_Action item_
Output every line of the listing as it stands.

_Extracted material_
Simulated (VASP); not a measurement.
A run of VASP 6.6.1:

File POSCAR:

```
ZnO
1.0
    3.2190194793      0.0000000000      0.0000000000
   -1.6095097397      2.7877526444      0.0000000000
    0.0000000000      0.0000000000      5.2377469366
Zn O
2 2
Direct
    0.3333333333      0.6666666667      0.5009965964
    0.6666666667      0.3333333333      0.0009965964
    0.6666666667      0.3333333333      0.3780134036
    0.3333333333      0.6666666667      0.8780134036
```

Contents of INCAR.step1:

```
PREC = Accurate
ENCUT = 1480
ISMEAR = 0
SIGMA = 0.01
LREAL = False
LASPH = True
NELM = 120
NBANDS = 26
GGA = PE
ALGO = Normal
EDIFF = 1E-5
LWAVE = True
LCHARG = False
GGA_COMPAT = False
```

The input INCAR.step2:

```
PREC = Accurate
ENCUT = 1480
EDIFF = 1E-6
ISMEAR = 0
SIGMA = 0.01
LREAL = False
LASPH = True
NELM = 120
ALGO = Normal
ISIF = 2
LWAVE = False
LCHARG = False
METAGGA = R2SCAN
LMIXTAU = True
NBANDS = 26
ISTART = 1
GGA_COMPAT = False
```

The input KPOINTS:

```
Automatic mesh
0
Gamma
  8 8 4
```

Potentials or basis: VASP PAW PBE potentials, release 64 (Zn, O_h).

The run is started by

_Response box_
Simulated (VASP); not a measurement.
A run of VASP 6.6.1:

File POSCAR:

```
ZnO
1.0
    3.2190194793      0.0000000000      0.0000000000
   -1.6095097397      2.7877526444      0.0000000000
    0.0000000000      0.0000000000      5.2377469366
Zn O
2 2
Direct
    0.3333333333      0.6666666667      0.5009965964
    0.6666666667      0.3333333333      0.0009965964
    0.6666666667      0.3333333333      0.3780134036
    0.3333333333      0.6666666667      0.8780134036
```

Contents of INCAR.step1:

```
PREC = Accurate
ENCUT = 1480
ISMEAR = 0
SIGMA = 0.01
LREAL = False
LASPH = True
NELM = 120
NBANDS = 26
GGA = PE
ALGO = Normal
EDIFF = 1E-5
LWAVE = True
LCHARG = False
GGA_COMPAT = False
```

The input INCAR.step2:

```
PREC = Accurate
ENCUT = 1480
EDIFF = 1E-6
ISMEAR = 0
SIGMA = 0.01
LREAL = False
LASPH = True
NELM = 120
ALGO = Normal
ISIF = 2
LWAVE = False
LCHARG = False
METAGGA = R2SCAN
LMIXTAU = True
NBANDS = 26
ISTART = 1
GGA_COMPAT = False
```

The input KPOINTS:

```
Automatic mesh
0
Gamma
  8 8 4
```

Potentials or basis: VASP PAW PBE potentials, release 64 (Zn, O_h).

The run is started by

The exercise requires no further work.